_The data_
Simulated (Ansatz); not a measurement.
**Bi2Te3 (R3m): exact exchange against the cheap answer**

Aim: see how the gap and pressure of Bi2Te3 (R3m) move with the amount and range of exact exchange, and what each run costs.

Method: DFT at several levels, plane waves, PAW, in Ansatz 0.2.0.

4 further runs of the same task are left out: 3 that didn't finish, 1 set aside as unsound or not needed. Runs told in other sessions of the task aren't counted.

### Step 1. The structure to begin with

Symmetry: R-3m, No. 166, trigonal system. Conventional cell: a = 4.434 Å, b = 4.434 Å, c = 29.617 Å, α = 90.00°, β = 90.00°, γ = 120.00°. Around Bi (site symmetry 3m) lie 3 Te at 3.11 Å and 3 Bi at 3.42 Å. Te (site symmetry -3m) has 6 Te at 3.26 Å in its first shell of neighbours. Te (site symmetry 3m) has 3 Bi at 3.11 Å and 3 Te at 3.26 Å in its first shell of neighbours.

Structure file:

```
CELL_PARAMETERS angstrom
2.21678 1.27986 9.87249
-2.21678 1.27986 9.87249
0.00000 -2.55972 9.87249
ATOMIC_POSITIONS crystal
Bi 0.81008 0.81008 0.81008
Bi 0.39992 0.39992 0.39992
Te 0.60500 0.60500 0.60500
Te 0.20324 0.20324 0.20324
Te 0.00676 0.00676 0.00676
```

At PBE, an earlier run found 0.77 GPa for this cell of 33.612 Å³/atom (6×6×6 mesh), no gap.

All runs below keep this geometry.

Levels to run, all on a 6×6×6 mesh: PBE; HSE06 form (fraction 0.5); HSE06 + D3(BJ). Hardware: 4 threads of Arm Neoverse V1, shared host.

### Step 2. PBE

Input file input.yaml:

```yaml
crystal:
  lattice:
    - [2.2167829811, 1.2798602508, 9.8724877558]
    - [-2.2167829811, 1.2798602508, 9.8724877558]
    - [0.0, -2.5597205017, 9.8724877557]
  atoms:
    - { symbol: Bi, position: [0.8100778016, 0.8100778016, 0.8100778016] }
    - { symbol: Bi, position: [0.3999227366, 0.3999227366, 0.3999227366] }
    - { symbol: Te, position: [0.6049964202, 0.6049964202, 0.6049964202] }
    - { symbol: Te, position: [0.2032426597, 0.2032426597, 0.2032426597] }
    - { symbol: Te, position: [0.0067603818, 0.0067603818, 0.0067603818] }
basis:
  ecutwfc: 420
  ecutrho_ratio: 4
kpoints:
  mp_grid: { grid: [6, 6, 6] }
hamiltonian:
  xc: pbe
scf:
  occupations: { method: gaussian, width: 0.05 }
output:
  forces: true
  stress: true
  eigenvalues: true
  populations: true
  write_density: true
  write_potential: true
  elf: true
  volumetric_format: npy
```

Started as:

_Requirement_
Once you find the line with "Method: DFT at" above, print it and every line after it up to and including the line with "### Step 1. The structure to begin with", exactly as written and nothing else.

_Your solution_
Method: DFT at several levels, plane waves, PAW, in Ansatz 0.2.0.

4 further runs of the same task are left out: 3 that didn't finish, 1 set aside as unsound or not needed. Runs told in other sessions of the task aren't counted.

### Step 1. The structure to begin with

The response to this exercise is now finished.